[ACTIVITY]
The reply must contain all of the records, unchanged.

[SOURCE MATERIAL]
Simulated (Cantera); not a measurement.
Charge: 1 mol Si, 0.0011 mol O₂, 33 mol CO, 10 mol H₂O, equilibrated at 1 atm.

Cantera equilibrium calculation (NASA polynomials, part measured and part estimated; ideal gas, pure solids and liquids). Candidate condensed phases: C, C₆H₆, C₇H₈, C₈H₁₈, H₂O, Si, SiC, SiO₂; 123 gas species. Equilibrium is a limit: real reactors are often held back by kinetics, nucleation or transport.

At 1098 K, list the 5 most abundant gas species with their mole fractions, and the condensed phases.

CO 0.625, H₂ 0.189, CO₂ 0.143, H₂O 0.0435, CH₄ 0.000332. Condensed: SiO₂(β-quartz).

[ANSWER SECTION]
Simulated (Cantera); not a measurement.
Charge: 1 mol Si, 0.0011 mol O₂, 33 mol CO, 10 mol H₂O, equilibrated at 1 atm.

Cantera equilibrium calculation (NASA polynomials, part measured and part estimated; ideal gas, pure solids and liquids). Candidate condensed phases: C, C₆H₆, C₇H₈, C₈H₁₈, H₂O, Si, SiC, SiO₂; 123 gas species. Equilibrium is a limit: real reactors are often held back by kinetics, nucleation or transport.

At 1098 K, list the 5 most abundant gas species with their mole fractions, and the condensed phases.

CO 0.625, H₂ 0.189, CO₂ 0.143, H₂O 0.0435, CH₄ 0.000332. Condensed: SiO₂(β-quartz).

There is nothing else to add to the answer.